**REQUIRED ACTION:** Where the line containing "(K)**: 300 (default)" appears, end your copy; everything from the first line of the records below up to and including it must be reproduced exactly.

● ● ●
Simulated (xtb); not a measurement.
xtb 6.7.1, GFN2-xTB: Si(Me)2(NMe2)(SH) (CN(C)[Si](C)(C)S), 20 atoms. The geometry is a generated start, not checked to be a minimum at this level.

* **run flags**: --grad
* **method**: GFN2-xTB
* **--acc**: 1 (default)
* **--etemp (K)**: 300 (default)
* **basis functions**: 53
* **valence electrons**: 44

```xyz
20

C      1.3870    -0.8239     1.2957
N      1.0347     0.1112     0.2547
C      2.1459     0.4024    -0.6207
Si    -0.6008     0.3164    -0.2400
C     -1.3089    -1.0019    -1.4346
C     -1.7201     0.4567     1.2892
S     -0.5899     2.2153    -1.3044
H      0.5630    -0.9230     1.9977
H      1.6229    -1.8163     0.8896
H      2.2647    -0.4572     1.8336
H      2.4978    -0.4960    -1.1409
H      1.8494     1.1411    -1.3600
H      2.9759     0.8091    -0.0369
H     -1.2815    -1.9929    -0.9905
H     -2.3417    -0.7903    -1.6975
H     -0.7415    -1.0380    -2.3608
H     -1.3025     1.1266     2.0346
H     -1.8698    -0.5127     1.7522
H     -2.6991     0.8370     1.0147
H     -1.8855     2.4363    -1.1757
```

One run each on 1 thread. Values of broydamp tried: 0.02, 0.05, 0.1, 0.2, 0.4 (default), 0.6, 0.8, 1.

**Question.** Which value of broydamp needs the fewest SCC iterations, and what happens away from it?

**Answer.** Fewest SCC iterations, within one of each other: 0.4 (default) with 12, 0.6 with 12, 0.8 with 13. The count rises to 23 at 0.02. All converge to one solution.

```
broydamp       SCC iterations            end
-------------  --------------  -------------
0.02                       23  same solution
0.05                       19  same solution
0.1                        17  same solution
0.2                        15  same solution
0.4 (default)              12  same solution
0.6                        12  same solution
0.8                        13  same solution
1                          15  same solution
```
● ● ●

**WORKED SOLUTION:**
Simulated (xtb); not a measurement.
xtb 6.7.1, GFN2-xTB: Si(Me)2(NMe2)(SH) (CN(C)[Si](C)(C)S), 20 atoms. The geometry is a generated start, not checked to be a minimum at this level.

* **run flags**: --grad
* **method**: GFN2-xTB
* **--acc**: 1 (default)
* **--etemp (K)**: 300 (default)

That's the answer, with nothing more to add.